### Records shown
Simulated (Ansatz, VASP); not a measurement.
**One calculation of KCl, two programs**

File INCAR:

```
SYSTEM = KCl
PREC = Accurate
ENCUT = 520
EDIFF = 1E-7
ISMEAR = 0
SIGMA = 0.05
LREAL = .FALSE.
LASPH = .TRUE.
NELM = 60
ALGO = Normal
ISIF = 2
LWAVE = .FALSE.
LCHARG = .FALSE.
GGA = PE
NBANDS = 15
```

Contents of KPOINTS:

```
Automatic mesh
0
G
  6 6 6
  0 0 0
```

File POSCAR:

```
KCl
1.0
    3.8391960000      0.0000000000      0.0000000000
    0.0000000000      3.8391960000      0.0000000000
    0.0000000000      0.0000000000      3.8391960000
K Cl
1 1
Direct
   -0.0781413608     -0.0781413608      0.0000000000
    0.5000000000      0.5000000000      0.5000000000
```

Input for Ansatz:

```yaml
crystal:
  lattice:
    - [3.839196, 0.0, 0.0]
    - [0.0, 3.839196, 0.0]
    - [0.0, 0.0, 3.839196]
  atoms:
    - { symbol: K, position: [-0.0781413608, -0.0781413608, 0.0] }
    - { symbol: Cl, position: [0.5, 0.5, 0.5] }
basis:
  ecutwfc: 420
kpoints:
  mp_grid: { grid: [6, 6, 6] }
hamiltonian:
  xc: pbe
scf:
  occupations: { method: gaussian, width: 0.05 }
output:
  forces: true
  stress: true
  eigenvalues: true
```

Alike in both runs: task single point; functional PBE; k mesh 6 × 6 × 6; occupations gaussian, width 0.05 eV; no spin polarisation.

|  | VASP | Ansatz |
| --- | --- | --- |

### Exercise
Please output the complete set of records above without any alteration.

### Task output
Simulated (Ansatz, VASP); not a measurement.
**One calculation of KCl, two programs**

File INCAR:

```
SYSTEM = KCl
PREC = Accurate
ENCUT = 520
EDIFF = 1E-7
ISMEAR = 0
SIGMA = 0.05
LREAL = .FALSE.
LASPH = .TRUE.
NELM = 60
ALGO = Normal
ISIF = 2
LWAVE = .FALSE.
LCHARG = .FALSE.
GGA = PE
NBANDS = 15
```

Contents of KPOINTS:

```
Automatic mesh
0
G
  6 6 6
  0 0 0
```

File POSCAR:

```
KCl
1.0
    3.8391960000      0.0000000000      0.0000000000
    0.0000000000      3.8391960000      0.0000000000
    0.0000000000      0.0000000000      3.8391960000
K Cl
1 1
Direct
   -0.0781413608     -0.0781413608      0.0000000000
    0.5000000000      0.5000000000      0.5000000000
```

Input for Ansatz:

```yaml
crystal:
  lattice:
    - [3.839196, 0.0, 0.0]
    - [0.0, 3.839196, 0.0]
    - [0.0, 0.0, 3.839196]
  atoms:
    - { symbol: K, position: [-0.0781413608, -0.0781413608, 0.0] }
    - { symbol: Cl, position: [0.5, 0.5, 0.5] }
basis:
  ecutwfc: 420
kpoints:
  mp_grid: { grid: [6, 6, 6] }
hamiltonian:
  xc: pbe
scf:
  occupations: { method: gaussian, width: 0.05 }
output:
  forces: true
  stress: true
  eigenvalues: true
```

Alike in both runs: task single point; functional PBE; k mesh 6 × 6 × 6; occupations gaussian, width 0.05 eV; no spin polarisation.

|  | VASP | Ansatz |
| --- | --- | --- |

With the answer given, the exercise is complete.